══ Exercise data ══

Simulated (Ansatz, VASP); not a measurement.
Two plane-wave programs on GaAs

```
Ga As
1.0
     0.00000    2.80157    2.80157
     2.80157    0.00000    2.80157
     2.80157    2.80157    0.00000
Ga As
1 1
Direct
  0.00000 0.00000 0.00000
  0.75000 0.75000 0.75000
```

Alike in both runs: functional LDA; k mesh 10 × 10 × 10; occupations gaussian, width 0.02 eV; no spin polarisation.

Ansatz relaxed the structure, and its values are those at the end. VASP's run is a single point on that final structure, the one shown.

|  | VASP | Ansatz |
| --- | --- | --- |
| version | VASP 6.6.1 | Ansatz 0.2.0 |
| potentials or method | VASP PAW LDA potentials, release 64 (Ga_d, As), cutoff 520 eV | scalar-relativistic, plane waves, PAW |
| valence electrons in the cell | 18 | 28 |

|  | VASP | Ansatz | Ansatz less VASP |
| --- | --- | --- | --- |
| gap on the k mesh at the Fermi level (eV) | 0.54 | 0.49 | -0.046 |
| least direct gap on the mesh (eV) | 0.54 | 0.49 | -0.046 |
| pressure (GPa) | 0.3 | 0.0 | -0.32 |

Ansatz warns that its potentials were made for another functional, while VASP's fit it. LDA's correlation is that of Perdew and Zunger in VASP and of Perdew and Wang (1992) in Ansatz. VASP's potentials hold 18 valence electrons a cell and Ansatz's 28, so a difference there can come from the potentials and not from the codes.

═══

Your answer should be exactly the lines of the data above, from the first through the line containing "0.0 | -0.32 |".

* **Task result**
Simulated (Ansatz, VASP); not a measurement.
Two plane-wave programs on GaAs

```
Ga As
1.0
     0.00000    2.80157    2.80157
     2.80157    0.00000    2.80157
     2.80157    2.80157    0.00000
Ga As
1 1
Direct
  0.00000 0.00000 0.00000
  0.75000 0.75000 0.75000
```

Alike in both runs: functional LDA; k mesh 10 × 10 × 10; occupations gaussian, width 0.02 eV; no spin polarisation.

Ansatz relaxed the structure, and its values are those at the end. VASP's run is a single point on that final structure, the one shown.

|  | VASP | Ansatz |
| --- | --- | --- |
| version | VASP 6.6.1 | Ansatz 0.2.0 |
| potentials or method | VASP PAW LDA potentials, release 64 (Ga_d, As), cutoff 520 eV | scalar-relativistic, plane waves, PAW |
| valence electrons in the cell | 18 | 28 |

|  | VASP | Ansatz | Ansatz less VASP |
| --- | --- | --- | --- |
| gap on the k mesh at the Fermi level (eV) | 0.54 | 0.49 | -0.046 |
| least direct gap on the mesh (eV) | 0.54 | 0.49 | -0.046 |
| pressure (GPa) | 0.3 | 0.0 | -0.32 |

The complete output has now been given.